- **Work task**: Copy the records below verbatim, from the first line through the line containing "Born–Oppenheimer molecular dynamics", inclusive, and output nothing else.

** Dataset extract follows **

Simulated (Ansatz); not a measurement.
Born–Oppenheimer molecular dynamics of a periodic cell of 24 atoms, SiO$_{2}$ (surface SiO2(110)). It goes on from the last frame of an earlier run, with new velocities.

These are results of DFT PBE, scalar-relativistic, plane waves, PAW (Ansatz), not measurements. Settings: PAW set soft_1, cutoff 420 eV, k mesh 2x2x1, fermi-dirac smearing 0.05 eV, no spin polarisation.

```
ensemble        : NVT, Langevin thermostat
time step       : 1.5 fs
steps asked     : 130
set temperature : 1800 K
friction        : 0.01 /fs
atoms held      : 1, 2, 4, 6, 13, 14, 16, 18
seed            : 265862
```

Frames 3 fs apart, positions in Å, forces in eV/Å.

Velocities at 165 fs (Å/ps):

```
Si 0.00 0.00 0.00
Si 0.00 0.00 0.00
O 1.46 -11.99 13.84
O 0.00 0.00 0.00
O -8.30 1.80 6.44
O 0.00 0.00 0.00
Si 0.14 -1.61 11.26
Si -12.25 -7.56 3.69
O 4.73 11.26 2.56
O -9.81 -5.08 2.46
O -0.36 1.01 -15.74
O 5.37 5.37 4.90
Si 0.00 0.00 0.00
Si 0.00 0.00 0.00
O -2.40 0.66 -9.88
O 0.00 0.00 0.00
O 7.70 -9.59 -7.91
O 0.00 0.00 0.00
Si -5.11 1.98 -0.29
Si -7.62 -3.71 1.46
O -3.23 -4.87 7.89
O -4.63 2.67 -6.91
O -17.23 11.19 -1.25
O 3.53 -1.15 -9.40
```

** End of Dataset extract **

- **Answer section**:
Simulated (Ansatz); not a measurement.
Born–Oppenheimer molecular dynamics of a periodic cell of 24 atoms, SiO$_{2}$ (surface SiO2(110)). It goes on from the last frame of an earlier run, with new velocities.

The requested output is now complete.